#####
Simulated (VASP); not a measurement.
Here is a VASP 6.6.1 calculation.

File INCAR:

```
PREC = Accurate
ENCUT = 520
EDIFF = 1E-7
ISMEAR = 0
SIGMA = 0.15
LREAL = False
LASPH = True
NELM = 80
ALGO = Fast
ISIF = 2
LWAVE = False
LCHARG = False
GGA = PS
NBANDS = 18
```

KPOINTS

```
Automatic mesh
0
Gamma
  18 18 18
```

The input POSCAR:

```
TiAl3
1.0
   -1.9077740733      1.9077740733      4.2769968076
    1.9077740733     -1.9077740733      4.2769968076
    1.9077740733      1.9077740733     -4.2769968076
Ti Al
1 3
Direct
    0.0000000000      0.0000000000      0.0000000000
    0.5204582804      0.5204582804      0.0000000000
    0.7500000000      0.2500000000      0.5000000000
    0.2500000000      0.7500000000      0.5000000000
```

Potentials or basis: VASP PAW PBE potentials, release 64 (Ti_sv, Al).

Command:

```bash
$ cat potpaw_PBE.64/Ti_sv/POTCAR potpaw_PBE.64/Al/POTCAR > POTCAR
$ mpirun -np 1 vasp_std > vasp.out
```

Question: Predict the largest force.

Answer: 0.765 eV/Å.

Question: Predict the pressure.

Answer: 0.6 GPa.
#####

## Brief
Type out the records above again, exactly the same.

## Answer area
Simulated (VASP); not a measurement.
Here is a VASP 6.6.1 calculation.

File INCAR:

```
PREC = Accurate
ENCUT = 520
EDIFF = 1E-7
ISMEAR = 0
SIGMA = 0.15
LREAL = False
LASPH = True
NELM = 80
ALGO = Fast
ISIF = 2
LWAVE = False
LCHARG = False
GGA = PS
NBANDS = 18
```

KPOINTS

```
Automatic mesh
0
Gamma
  18 18 18
```

The input POSCAR:

```
TiAl3
1.0
   -1.9077740733      1.9077740733      4.2769968076
    1.9077740733     -1.9077740733      4.2769968076
    1.9077740733      1.9077740733     -4.2769968076
Ti Al
1 3
Direct
    0.0000000000      0.0000000000      0.0000000000
    0.5204582804      0.5204582804      0.0000000000
    0.7500000000      0.2500000000      0.5000000000
    0.2500000000      0.7500000000      0.5000000000
```

Potentials or basis: VASP PAW PBE potentials, release 64 (Ti_sv, Al).

Command:

```bash
$ cat potpaw_PBE.64/Ti_sv/POTCAR potpaw_PBE.64/Al/POTCAR > POTCAR
$ mpirun -np 1 vasp_std > vasp.out
```

Question: Predict the largest force.

Answer: 0.765 eV/Å.

Question: Predict the pressure.

Answer: 0.6 GPa.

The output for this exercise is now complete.